_ _ _ _ _ _ _

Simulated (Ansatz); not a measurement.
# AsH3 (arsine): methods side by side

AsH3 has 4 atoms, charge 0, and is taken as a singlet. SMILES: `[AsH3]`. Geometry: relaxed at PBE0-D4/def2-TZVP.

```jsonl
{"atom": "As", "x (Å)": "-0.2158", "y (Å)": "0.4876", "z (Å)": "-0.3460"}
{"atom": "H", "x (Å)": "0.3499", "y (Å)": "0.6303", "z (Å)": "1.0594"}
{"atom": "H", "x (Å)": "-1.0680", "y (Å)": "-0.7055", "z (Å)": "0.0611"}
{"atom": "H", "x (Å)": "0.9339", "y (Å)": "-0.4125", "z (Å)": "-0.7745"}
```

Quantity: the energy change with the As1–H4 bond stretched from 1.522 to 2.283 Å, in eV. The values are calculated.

_ _ _ _ _ _ _

== Work instruction ==
Transcribe the entire listing above exactly as written.

== Exercise solution ==
Simulated (Ansatz); not a measurement.
# AsH3 (arsine): methods side by side

AsH3 has 4 atoms, charge 0, and is taken as a singlet. SMILES: `[AsH3]`. Geometry: relaxed at PBE0-D4/def2-TZVP.

```jsonl
{"atom": "As", "x (Å)": "-0.2158", "y (Å)": "0.4876", "z (Å)": "-0.3460"}
{"atom": "H", "x (Å)": "0.3499", "y (Å)": "0.6303", "z (Å)": "1.0594"}
{"atom": "H", "x (Å)": "-1.0680", "y (Å)": "-0.7055", "z (Å)": "0.0611"}
{"atom": "H", "x (Å)": "0.9339", "y (Å)": "-0.4125", "z (Å)": "-0.7745"}
```

Quantity: the energy change with the As1–H4 bond stretched from 1.522 to 2.283 Å, in eV. The values are calculated.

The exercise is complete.